Write out once more the lines running from the top of the entries below to the line with "Two electrons around", both ends included.

--------

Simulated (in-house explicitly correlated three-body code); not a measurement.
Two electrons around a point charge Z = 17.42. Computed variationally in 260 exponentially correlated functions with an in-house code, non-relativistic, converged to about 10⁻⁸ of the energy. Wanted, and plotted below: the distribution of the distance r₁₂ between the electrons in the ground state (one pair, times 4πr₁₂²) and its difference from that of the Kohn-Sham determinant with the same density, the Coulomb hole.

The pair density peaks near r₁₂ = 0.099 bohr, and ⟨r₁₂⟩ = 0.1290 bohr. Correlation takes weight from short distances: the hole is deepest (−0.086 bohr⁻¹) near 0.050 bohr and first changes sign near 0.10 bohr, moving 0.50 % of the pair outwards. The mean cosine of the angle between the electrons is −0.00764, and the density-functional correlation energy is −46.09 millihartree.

--------

▸ Result:
Simulated (in-house explicitly correlated three-body code); not a measurement.
Two electrons around a point charge Z = 17.42. Computed variationally in 260 exponentially correlated functions with an in-house code, non-relativistic, converged to about 10⁻⁸ of the energy. Wanted, and plotted below: the distribution of the distance r₁₂ between the electrons in the ground state (one pair, times 4πr₁₂²) and its difference from that of the Kohn-Sham determinant with the same density, the Coulomb hole.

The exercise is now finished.